* [WORK TASK]: Type again, exactly, the lines below from the start through the line that includes "no spin polarisation".

* [SUPPLIED INFORMATION]:
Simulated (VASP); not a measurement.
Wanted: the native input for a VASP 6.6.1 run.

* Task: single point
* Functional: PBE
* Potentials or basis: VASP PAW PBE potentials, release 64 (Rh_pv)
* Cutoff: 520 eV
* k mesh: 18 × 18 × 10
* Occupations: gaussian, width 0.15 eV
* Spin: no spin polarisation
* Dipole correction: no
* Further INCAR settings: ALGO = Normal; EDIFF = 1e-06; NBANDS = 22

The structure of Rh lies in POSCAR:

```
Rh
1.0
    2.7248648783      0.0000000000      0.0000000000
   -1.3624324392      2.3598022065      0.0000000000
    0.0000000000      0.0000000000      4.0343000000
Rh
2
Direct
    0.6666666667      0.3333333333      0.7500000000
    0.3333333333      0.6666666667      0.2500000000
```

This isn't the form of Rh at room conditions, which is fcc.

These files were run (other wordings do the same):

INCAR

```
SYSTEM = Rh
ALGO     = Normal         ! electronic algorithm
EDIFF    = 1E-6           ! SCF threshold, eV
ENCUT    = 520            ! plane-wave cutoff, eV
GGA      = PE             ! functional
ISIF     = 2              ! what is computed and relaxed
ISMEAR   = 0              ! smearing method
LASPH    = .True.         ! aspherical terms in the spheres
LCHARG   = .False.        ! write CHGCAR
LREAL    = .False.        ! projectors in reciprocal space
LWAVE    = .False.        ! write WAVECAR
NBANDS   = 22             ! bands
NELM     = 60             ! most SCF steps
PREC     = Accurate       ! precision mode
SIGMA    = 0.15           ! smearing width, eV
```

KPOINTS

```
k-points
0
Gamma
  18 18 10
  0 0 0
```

* [WORKED SOLUTION]:
Simulated (VASP); not a measurement.
Wanted: the native input for a VASP 6.6.1 run.

* Task: single point
* Functional: PBE
* Potentials or basis: VASP PAW PBE potentials, release 64 (Rh_pv)
* Cutoff: 520 eV
* k mesh: 18 × 18 × 10
* Occupations: gaussian, width 0.15 eV
* Spin: no spin polarisation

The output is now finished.